▶ _ENTRIES SHOWN_
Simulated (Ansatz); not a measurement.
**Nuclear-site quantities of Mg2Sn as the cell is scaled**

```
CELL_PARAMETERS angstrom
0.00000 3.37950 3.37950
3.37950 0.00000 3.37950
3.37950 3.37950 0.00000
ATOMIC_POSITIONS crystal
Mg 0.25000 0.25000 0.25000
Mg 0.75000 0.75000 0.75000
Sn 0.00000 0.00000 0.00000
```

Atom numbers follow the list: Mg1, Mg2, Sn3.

▶ _BRIEF_
All records are to be retyped precisely.

▶ _WORKED SOLUTION_
Simulated (Ansatz); not a measurement.
**Nuclear-site quantities of Mg2Sn as the cell is scaled**

```
CELL_PARAMETERS angstrom
0.00000 3.37950 3.37950
3.37950 0.00000 3.37950
3.37950 3.37950 0.00000
ATOMIC_POSITIONS crystal
Mg 0.25000 0.25000 0.25000
Mg 0.75000 0.75000 0.75000
Sn 0.00000 0.00000 0.00000
```

Atom numbers follow the list: Mg1, Mg2, Sn3.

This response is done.